• **Excerpted data**
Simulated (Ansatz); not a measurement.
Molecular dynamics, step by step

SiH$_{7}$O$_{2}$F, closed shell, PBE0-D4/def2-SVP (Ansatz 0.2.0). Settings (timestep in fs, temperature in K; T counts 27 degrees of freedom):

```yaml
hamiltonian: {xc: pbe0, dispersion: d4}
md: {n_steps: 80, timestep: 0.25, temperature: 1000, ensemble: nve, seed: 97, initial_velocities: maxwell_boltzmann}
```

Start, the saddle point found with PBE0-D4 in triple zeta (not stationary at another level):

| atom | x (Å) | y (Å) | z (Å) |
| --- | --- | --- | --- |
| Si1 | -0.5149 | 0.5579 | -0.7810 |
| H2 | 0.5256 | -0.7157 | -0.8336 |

• **Work order**
Reproduce all entries exactly, leaving each one whole.

• **Response box**
Simulated (Ansatz); not a measurement.
Molecular dynamics, step by step

SiH$_{7}$O$_{2}$F, closed shell, PBE0-D4/def2-SVP (Ansatz 0.2.0). Settings (timestep in fs, temperature in K; T counts 27 degrees of freedom):

```yaml
hamiltonian: {xc: pbe0, dispersion: d4}
md: {n_steps: 80, timestep: 0.25, temperature: 1000, ensemble: nve, seed: 97, initial_velocities: maxwell_boltzmann}
```

Start, the saddle point found with PBE0-D4 in triple zeta (not stationary at another level):

| atom | x (Å) | y (Å) | z (Å) |
| --- | --- | --- | --- |
| Si1 | -0.5149 | 0.5579 | -0.7810 |
| H2 | 0.5256 | -0.7157 | -0.8336 |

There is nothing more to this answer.